:: Source data ::

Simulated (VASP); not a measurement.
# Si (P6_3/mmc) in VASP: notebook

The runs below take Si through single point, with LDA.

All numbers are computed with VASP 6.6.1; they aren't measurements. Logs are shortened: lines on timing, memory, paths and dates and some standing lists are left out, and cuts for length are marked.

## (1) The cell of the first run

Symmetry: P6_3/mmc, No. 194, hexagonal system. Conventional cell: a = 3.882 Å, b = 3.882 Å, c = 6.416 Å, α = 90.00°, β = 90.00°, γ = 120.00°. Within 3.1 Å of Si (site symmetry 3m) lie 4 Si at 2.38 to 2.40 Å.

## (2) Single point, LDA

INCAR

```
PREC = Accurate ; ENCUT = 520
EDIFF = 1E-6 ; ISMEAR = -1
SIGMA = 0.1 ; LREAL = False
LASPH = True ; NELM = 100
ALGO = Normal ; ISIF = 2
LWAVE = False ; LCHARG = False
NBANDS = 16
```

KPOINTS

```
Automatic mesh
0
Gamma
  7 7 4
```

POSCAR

:::

Activity – Repeat each record exactly, leaving nothing out.

Answer section –
Simulated (VASP); not a measurement.
# Si (P6_3/mmc) in VASP: notebook

The runs below take Si through single point, with LDA.

All numbers are computed with VASP 6.6.1; they aren't measurements. Logs are shortened: lines on timing, memory, paths and dates and some standing lists are left out, and cuts for length are marked.

## (1) The cell of the first run

Symmetry: P6_3/mmc, No. 194, hexagonal system. Conventional cell: a = 3.882 Å, b = 3.882 Å, c = 6.416 Å, α = 90.00°, β = 90.00°, γ = 120.00°. Within 3.1 Å of Si (site symmetry 3m) lie 4 Si at 2.38 to 2.40 Å.

## (2) Single point, LDA

INCAR

```
PREC = Accurate ; ENCUT = 520
EDIFF = 1E-6 ; ISMEAR = -1
SIGMA = 0.1 ; LREAL = False
LASPH = True ; NELM = 100
ALGO = Normal ; ISIF = 2
LWAVE = False ; LCHARG = False
NBANDS = 16
```

KPOINTS

```
Automatic mesh
0
Gamma
  7 7 4
```

POSCAR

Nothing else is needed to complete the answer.